→ Data records:

-=-=-=-=-

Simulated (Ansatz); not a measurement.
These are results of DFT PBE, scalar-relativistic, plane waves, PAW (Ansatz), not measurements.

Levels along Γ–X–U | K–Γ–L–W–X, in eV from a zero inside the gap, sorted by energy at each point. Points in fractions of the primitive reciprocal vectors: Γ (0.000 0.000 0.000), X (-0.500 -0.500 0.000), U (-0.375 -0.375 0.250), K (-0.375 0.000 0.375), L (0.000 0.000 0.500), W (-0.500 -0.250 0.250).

-=-=-=-=-

→ Work task:
Could you reproduce every entry above exactly as written?

→ Written response:
Simulated (Ansatz); not a measurement.
These are results of DFT PBE, scalar-relativistic, plane waves, PAW (Ansatz), not measurements.

Levels along Γ–X–U | K–Γ–L–W–X, in eV from a zero inside the gap, sorted by energy at each point. Points in fractions of the primitive reciprocal vectors: Γ (0.000 0.000 0.000), X (-0.500 -0.500 0.000), U (-0.375 -0.375 0.250), K (-0.375 0.000 0.375), L (0.000 0.000 0.500), W (-0.500 -0.250 0.250).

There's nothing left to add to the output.